## WORK ORDER
Your answer must be the full listing, reproduced word for word.

════════
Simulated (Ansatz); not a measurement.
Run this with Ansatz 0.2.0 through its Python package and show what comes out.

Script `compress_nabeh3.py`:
════════

## EXERCISE RESULT
Simulated (Ansatz); not a measurement.
Run this with Ansatz 0.2.0 through its Python package and show what comes out.

Script `compress_nabeh3.py`:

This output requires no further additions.